Work request :: The line containing "6 | 17.53 | 0 |" marks the end, so write out exactly every line from the top of the entries below through that one.

Records supplied ::
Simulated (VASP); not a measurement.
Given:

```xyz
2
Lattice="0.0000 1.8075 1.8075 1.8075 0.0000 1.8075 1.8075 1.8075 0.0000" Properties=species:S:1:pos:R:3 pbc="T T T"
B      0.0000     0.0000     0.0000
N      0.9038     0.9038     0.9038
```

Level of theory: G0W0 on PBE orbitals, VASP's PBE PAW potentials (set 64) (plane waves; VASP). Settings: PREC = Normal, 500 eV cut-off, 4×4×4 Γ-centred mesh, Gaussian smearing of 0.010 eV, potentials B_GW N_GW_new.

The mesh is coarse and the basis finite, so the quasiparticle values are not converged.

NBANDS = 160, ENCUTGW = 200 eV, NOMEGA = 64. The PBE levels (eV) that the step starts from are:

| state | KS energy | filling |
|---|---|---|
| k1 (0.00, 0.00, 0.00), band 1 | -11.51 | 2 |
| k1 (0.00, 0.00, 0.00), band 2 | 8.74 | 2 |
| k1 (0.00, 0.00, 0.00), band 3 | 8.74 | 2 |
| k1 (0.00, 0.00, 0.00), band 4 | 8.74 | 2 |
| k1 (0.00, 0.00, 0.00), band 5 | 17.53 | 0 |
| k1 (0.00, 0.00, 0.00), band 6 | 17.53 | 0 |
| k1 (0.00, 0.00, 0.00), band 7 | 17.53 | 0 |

Written answer ::
Simulated (VASP); not a measurement.
Given:

```xyz
2
Lattice="0.0000 1.8075 1.8075 1.8075 0.0000 1.8075 1.8075 1.8075 0.0000" Properties=species:S:1:pos:R:3 pbc="T T T"
B      0.0000     0.0000     0.0000
N      0.9038     0.9038     0.9038
```

Level of theory: G0W0 on PBE orbitals, VASP's PBE PAW potentials (set 64) (plane waves; VASP). Settings: PREC = Normal, 500 eV cut-off, 4×4×4 Γ-centred mesh, Gaussian smearing of 0.010 eV, potentials B_GW N_GW_new.

The mesh is coarse and the basis finite, so the quasiparticle values are not converged.

NBANDS = 160, ENCUTGW = 200 eV, NOMEGA = 64. The PBE levels (eV) that the step starts from are:

| state | KS energy | filling |
|---|---|---|
| k1 (0.00, 0.00, 0.00), band 1 | -11.51 | 2 |
| k1 (0.00, 0.00, 0.00), band 2 | 8.74 | 2 |
| k1 (0.00, 0.00, 0.00), band 3 | 8.74 | 2 |
| k1 (0.00, 0.00, 0.00), band 4 | 8.74 | 2 |
| k1 (0.00, 0.00, 0.00), band 5 | 17.53 | 0 |
| k1 (0.00, 0.00, 0.00), band 6 | 17.53 | 0 |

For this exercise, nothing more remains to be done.